Work request: Please copy exactly the lines that run from the start of the entries to the line containing "A first-order spin-orbit", inclusive.

Extracted material:
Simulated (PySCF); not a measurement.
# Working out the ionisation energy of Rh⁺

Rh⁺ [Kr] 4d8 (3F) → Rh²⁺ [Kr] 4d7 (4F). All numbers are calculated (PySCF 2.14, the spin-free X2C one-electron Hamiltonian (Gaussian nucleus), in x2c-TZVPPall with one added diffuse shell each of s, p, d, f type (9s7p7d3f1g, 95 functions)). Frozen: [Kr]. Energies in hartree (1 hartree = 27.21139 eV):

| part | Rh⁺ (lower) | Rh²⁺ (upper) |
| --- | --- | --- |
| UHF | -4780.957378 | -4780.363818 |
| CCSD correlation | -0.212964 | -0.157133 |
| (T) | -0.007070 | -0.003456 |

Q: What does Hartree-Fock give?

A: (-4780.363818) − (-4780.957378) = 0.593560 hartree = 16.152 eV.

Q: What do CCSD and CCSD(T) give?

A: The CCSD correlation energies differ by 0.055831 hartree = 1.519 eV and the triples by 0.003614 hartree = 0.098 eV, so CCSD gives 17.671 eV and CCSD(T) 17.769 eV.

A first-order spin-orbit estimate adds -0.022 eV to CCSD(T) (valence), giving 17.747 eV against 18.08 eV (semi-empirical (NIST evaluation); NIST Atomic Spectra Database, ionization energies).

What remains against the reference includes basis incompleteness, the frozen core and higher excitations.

Answer area:
Simulated (PySCF); not a measurement.
# Working out the ionisation energy of Rh⁺

Rh⁺ [Kr] 4d8 (3F) → Rh²⁺ [Kr] 4d7 (4F). All numbers are calculated (PySCF 2.14, the spin-free X2C one-electron Hamiltonian (Gaussian nucleus), in x2c-TZVPPall with one added diffuse shell each of s, p, d, f type (9s7p7d3f1g, 95 functions)). Frozen: [Kr]. Energies in hartree (1 hartree = 27.21139 eV):

| part | Rh⁺ (lower) | Rh²⁺ (upper) |
| --- | --- | --- |
| UHF | -4780.957378 | -4780.363818 |
| CCSD correlation | -0.212964 | -0.157133 |
| (T) | -0.007070 | -0.003456 |

Q: What does Hartree-Fock give?

A: (-4780.363818) − (-4780.957378) = 0.593560 hartree = 16.152 eV.

Q: What do CCSD and CCSD(T) give?

A: The CCSD correlation energies differ by 0.055831 hartree = 1.519 eV and the triples by 0.003614 hartree = 0.098 eV, so CCSD gives 17.671 eV and CCSD(T) 17.769 eV.

A first-order spin-orbit estimate adds -0.022 eV to CCSD(T) (valence), giving 17.747 eV against 18.08 eV (semi-empirical (NIST evaluation); NIST Atomic Spectra Database, ionization energies).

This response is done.